** Opening THE DATA block **

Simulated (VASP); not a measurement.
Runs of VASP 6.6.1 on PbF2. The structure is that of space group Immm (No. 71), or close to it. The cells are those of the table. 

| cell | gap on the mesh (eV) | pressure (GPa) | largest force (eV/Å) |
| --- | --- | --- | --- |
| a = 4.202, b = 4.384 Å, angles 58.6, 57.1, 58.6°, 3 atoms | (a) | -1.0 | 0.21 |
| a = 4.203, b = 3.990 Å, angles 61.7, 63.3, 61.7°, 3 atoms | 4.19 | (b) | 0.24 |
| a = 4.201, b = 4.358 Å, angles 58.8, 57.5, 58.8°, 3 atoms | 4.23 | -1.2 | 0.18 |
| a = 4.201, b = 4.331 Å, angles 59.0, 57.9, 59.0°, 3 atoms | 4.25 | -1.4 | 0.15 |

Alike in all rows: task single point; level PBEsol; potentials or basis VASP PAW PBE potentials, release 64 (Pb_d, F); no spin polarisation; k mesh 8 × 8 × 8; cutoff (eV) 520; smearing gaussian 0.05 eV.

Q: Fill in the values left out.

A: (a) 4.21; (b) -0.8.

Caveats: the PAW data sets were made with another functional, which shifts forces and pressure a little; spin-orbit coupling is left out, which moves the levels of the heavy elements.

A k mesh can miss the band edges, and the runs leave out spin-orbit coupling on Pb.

** Closing THE DATA block **

## ASSIGNED TASK
Give back exactly the lines above, from the line containing "Runs of VASP" through the line containing "-1.2 | 0.18 |", with both end lines and nothing more.

## RESPONSE BOX
Runs of VASP 6.6.1 on PbF2. The structure is that of space group Immm (No. 71), or close to it. The cells are those of the table. 

| cell | gap on the mesh (eV) | pressure (GPa) | largest force (eV/Å) |
| --- | --- | --- | --- |
| a = 4.202, b = 4.384 Å, angles 58.6, 57.1, 58.6°, 3 atoms | (a) | -1.0 | 0.21 |
| a = 4.203, b = 3.990 Å, angles 61.7, 63.3, 61.7°, 3 atoms | 4.19 | (b) | 0.24 |
| a = 4.201, b = 4.358 Å, angles 58.8, 57.5, 58.8°, 3 atoms | 4.23 | -1.2 | 0.18 |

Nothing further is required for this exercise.